━━ Provided material ━━

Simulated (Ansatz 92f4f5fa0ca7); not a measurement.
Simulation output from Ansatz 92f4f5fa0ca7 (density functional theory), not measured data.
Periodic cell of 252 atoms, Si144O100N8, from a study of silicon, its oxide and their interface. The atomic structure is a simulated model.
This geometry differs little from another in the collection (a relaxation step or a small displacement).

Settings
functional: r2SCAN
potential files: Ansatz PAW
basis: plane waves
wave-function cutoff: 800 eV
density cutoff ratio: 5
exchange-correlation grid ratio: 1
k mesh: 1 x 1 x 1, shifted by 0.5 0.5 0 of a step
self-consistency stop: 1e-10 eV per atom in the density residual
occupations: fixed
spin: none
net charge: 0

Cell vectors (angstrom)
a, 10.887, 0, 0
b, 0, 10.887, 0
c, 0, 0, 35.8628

━━━

(Work instruction):
Would you set down every entry again, exactly?

(Task response):
Simulated (Ansatz 92f4f5fa0ca7); not a measurement.
Simulation output from Ansatz 92f4f5fa0ca7 (density functional theory), not measured data.
Periodic cell of 252 atoms, Si144O100N8, from a study of silicon, its oxide and their interface. The atomic structure is a simulated model.
This geometry differs little from another in the collection (a relaxation step or a small displacement).

Settings
functional: r2SCAN
potential files: Ansatz PAW
basis: plane waves
wave-function cutoff: 800 eV
density cutoff ratio: 5
exchange-correlation grid ratio: 1
k mesh: 1 x 1 x 1, shifted by 0.5 0.5 0 of a step
self-consistency stop: 1e-10 eV per atom in the density residual
occupations: fixed
spin: none
net charge: 0

Cell vectors (angstrom)
a, 10.887, 0, 0
b, 0, 10.887, 0
c, 0, 0, 35.8628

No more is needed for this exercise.